## Brief
Below are some records; write them all out again exactly.

## Information given
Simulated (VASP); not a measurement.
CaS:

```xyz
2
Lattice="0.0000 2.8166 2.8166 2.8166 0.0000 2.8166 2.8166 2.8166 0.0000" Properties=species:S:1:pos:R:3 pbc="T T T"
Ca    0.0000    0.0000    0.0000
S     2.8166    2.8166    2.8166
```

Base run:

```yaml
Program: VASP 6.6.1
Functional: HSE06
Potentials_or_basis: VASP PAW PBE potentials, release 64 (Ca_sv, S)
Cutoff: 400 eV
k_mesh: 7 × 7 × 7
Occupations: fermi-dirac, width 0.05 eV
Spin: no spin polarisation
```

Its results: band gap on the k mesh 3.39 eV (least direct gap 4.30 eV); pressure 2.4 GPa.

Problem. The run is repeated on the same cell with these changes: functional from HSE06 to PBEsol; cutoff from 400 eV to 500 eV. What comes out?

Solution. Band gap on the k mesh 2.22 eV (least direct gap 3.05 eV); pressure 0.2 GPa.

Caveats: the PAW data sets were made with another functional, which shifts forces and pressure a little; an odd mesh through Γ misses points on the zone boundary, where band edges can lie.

## Task answer
Simulated (VASP); not a measurement.
CaS:

```xyz
2
Lattice="0.0000 2.8166 2.8166 2.8166 0.0000 2.8166 2.8166 2.8166 0.0000" Properties=species:S:1:pos:R:3 pbc="T T T"
Ca    0.0000    0.0000    0.0000
S     2.8166    2.8166    2.8166
```

Base run:

```yaml
Program: VASP 6.6.1
Functional: HSE06
Potentials_or_basis: VASP PAW PBE potentials, release 64 (Ca_sv, S)
Cutoff: 400 eV
k_mesh: 7 × 7 × 7
Occupations: fermi-dirac, width 0.05 eV
Spin: no spin polarisation
```

Its results: band gap on the k mesh 3.39 eV (least direct gap 4.30 eV); pressure 2.4 GPa.

Problem. The run is repeated on the same cell with these changes: functional from HSE06 to PBEsol; cutoff from 400 eV to 500 eV. What comes out?

Solution. Band gap on the k mesh 2.22 eV (least direct gap 3.05 eV); pressure 0.2 GPa.

Caveats: the PAW data sets were made with another functional, which shifts forces and pressure a little; an odd mesh through Γ misses points on the zone boundary, where band edges can lie.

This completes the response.